====== EXTRACTED RECORDS ======

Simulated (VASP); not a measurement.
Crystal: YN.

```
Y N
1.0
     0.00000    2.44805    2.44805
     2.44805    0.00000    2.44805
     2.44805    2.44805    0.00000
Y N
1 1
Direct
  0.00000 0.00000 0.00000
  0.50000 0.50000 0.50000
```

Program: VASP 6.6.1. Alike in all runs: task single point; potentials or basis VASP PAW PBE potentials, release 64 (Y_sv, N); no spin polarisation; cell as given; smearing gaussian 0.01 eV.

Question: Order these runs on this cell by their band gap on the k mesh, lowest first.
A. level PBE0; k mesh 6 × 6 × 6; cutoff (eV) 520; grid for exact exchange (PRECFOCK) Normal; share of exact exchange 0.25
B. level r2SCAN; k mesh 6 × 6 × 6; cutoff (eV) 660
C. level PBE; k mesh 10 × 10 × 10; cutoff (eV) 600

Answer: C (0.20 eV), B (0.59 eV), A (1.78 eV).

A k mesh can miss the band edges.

======

WORK INSTRUCTION =
Repeat every line exactly, starting with the first line of the entries, and stop once the line containing "Answer: C (0.20" has been given.

TASK RESULT =
Simulated (VASP); not a measurement.
Crystal: YN.

```
Y N
1.0
     0.00000    2.44805    2.44805
     2.44805    0.00000    2.44805
     2.44805    2.44805    0.00000
Y N
1 1
Direct
  0.00000 0.00000 0.00000
  0.50000 0.50000 0.50000
```

Program: VASP 6.6.1. Alike in all runs: task single point; potentials or basis VASP PAW PBE potentials, release 64 (Y_sv, N); no spin polarisation; cell as given; smearing gaussian 0.01 eV.

Question: Order these runs on this cell by their band gap on the k mesh, lowest first.
A. level PBE0; k mesh 6 × 6 × 6; cutoff (eV) 520; grid for exact exchange (PRECFOCK) Normal; share of exact exchange 0.25
B. level r2SCAN; k mesh 6 × 6 × 6; cutoff (eV) 660
C. level PBE; k mesh 10 × 10 × 10; cutoff (eV) 600

Answer: C (0.20 eV), B (0.59 eV), A (1.78 eV).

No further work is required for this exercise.